Available data >>
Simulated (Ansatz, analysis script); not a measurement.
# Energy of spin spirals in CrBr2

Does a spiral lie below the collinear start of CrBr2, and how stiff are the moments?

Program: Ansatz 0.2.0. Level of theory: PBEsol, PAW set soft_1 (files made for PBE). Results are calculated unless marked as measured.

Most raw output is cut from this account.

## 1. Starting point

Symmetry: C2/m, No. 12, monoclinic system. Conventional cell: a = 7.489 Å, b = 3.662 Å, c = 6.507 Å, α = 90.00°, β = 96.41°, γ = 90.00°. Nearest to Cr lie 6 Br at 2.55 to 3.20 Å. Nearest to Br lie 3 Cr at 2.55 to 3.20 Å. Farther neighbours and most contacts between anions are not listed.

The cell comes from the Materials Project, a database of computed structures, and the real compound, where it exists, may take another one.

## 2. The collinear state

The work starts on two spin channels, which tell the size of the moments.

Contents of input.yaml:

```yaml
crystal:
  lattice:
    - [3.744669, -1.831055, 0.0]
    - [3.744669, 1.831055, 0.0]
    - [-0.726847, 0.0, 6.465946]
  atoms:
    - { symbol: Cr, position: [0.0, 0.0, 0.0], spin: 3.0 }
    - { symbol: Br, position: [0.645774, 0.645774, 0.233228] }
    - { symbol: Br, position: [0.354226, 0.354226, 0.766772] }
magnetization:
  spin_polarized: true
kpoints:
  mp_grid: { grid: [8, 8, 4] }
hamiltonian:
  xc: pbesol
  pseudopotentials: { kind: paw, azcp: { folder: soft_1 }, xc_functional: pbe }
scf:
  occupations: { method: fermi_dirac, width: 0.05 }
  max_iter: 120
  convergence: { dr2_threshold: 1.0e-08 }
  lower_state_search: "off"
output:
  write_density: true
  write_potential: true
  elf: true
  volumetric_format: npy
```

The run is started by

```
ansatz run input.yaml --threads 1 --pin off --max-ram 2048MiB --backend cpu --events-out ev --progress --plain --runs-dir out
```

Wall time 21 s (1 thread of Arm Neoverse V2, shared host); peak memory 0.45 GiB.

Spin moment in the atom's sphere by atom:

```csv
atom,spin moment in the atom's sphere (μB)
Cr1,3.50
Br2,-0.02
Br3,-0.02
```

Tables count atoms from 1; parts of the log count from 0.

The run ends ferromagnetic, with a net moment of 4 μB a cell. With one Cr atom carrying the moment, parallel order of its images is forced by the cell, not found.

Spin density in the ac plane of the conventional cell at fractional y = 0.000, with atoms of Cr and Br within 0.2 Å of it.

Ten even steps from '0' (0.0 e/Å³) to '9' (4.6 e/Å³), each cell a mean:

Exercise >>
In the data above, find the line with "The run ends" and the line with "Spin density in". Retype both, plus every line between them, exactly.

Answer area >>
The run ends ferromagnetic, with a net moment of 4 μB a cell. With one Cr atom carrying the moment, parallel order of its images is forced by the cell, not found.

Spin density in the ac plane of the conventional cell at fractional y = 0.000, with atoms of Cr and Br within 0.2 Å of it.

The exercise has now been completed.